**DATASET ENTRIES**
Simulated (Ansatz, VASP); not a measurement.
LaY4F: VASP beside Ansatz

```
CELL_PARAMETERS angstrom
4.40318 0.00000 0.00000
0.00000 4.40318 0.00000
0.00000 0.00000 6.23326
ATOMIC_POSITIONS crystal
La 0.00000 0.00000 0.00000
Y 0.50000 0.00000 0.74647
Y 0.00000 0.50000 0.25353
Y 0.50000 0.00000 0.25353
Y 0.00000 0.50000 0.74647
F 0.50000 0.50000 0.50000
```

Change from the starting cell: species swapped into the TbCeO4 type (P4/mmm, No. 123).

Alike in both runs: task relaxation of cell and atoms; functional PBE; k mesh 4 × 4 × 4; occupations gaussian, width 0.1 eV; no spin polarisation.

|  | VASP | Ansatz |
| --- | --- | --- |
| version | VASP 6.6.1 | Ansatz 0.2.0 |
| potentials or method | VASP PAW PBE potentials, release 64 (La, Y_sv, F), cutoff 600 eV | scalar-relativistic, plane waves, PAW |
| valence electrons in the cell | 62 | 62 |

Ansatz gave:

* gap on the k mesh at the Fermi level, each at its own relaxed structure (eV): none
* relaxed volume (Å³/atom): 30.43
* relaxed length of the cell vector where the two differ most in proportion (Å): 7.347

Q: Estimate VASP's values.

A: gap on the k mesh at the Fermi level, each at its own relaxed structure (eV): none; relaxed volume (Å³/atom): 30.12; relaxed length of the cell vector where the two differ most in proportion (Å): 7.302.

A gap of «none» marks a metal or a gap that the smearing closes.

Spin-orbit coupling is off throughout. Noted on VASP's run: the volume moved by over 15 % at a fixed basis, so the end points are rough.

**ASSIGNED TASK**
Restate word for word the entries above from the line with "Change from the" through the line with "the smearing closes.", inclusive, leaving out everything else.

**TASK ANSWER**
Change from the starting cell: species swapped into the TbCeO4 type (P4/mmm, No. 123).

Alike in both runs: task relaxation of cell and atoms; functional PBE; k mesh 4 × 4 × 4; occupations gaussian, width 0.1 eV; no spin polarisation.

|  | VASP | Ansatz |
| --- | --- | --- |
| version | VASP 6.6.1 | Ansatz 0.2.0 |
| potentials or method | VASP PAW PBE potentials, release 64 (La, Y_sv, F), cutoff 600 eV | scalar-relativistic, plane waves, PAW |
| valence electrons in the cell | 62 | 62 |

Ansatz gave:

* gap on the k mesh at the Fermi level, each at its own relaxed structure (eV): none
* relaxed volume (Å³/atom): 30.43
* relaxed length of the cell vector where the two differ most in proportion (Å): 7.347

Q: Estimate VASP's values.

A: gap on the k mesh at the Fermi level, each at its own relaxed structure (eV): none; relaxed volume (Å³/atom): 30.12; relaxed length of the cell vector where the two differ most in proportion (Å): 7.302.

A gap of «none» marks a metal or a gap that the smearing closes.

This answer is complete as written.